- Requirement -
Every line between the top of the data below and the line with "OSZICAR of a", both ends included, must be retyped exactly.

- Stored data -
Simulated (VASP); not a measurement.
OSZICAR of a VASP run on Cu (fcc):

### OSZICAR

- Exercise output -
Simulated (VASP); not a measurement.
OSZICAR of a VASP run on Cu (fcc):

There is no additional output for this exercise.